····················

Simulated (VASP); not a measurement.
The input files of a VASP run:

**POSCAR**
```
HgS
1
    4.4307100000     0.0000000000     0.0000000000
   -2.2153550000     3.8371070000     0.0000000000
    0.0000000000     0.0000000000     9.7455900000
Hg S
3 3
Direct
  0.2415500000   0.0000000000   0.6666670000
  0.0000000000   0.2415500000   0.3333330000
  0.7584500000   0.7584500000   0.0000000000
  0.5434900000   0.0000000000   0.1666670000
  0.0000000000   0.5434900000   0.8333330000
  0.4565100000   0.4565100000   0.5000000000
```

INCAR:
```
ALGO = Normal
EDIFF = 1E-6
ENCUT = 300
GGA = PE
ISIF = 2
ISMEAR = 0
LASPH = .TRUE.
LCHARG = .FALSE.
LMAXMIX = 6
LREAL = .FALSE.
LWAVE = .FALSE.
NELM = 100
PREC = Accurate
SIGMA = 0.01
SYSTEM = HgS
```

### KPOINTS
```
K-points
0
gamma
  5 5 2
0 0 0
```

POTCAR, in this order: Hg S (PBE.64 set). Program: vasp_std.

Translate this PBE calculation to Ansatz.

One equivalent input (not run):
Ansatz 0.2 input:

····················

- **EXERCISE**:
Retype every line up to and including the one that contains "One equivalent input", beginning at the first line of the records, with no edits.

- **RESPONSE**:
Simulated (VASP); not a measurement.
The input files of a VASP run:

**POSCAR**
```
HgS
1
    4.4307100000     0.0000000000     0.0000000000
   -2.2153550000     3.8371070000     0.0000000000
    0.0000000000     0.0000000000     9.7455900000
Hg S
3 3
Direct
  0.2415500000   0.0000000000   0.6666670000
  0.0000000000   0.2415500000   0.3333330000
  0.7584500000   0.7584500000   0.0000000000
  0.5434900000   0.0000000000   0.1666670000
  0.0000000000   0.5434900000   0.8333330000
  0.4565100000   0.4565100000   0.5000000000
```

INCAR:
```
ALGO = Normal
EDIFF = 1E-6
ENCUT = 300
GGA = PE
ISIF = 2
ISMEAR = 0
LASPH = .TRUE.
LCHARG = .FALSE.
LMAXMIX = 6
LREAL = .FALSE.
LWAVE = .FALSE.
NELM = 100
PREC = Accurate
SIGMA = 0.01
SYSTEM = HgS
```

### KPOINTS
```
K-points
0
gamma
  5 5 2
0 0 0
```

POTCAR, in this order: Hg S (PBE.64 set). Program: vasp_std.

Translate this PBE calculation to Ansatz.

One equivalent input (not run):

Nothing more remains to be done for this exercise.